_ACTION ITEM:_
Needed from the data below: every line from the one with "the relaxation end?" up to and including the one with "before and after.", repeated exactly and with nothing else.

_DATA:_

>>>>>

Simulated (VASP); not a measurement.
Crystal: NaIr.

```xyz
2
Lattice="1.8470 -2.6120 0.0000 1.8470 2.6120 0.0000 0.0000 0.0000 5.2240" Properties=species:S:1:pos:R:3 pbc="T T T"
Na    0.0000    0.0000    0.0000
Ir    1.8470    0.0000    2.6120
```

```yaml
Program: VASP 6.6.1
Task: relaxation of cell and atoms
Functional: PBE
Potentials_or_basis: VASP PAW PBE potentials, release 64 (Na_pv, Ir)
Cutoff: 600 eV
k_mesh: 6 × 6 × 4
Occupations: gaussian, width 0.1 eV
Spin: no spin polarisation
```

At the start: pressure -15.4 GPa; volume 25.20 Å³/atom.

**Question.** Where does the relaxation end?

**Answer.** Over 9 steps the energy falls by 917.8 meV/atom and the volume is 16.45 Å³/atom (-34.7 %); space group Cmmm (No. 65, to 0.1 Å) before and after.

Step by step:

<<<<<

_EXPECTED ANSWER:_
**Question.** Where does the relaxation end?

**Answer.** Over 9 steps the energy falls by 917.8 meV/atom and the volume is 16.45 Å³/atom (-34.7 %); space group Cmmm (No. 65, to 0.1 Å) before and after.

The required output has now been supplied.